▸ **DATASET CONTENT**
※ ※ ※
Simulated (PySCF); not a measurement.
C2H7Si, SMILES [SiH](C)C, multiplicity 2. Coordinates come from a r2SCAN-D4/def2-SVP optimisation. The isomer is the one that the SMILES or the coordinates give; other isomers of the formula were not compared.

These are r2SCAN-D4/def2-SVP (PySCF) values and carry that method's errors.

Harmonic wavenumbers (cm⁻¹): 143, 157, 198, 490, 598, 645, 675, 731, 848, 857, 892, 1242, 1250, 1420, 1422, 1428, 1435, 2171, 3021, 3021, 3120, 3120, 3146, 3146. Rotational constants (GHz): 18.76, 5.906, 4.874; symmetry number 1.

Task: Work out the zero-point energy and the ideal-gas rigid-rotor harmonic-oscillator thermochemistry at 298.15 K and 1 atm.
※ ※ ※

▸ **WORK ITEM**
Beginning with the top line of the data above, output every line exactly until the one that contains "symmetry number 1.", and include that one too.

▸ **ANSWER SPACE**
Simulated (PySCF); not a measurement.
C2H7Si, SMILES [SiH](C)C, multiplicity 2. Coordinates come from a r2SCAN-D4/def2-SVP optimisation. The isomer is the one that the SMILES or the coordinates give; other isomers of the formula were not compared.

These are r2SCAN-D4/def2-SVP (PySCF) values and carry that method's errors.

Harmonic wavenumbers (cm⁻¹): 143, 157, 198, 490, 598, 645, 675, 731, 848, 857, 892, 1242, 1250, 1420, 1422, 1428, 1435, 2171, 3021, 3021, 3120, 3120, 3146, 3146. Rotational constants (GHz): 18.76, 5.906, 4.874; symmetry number 1.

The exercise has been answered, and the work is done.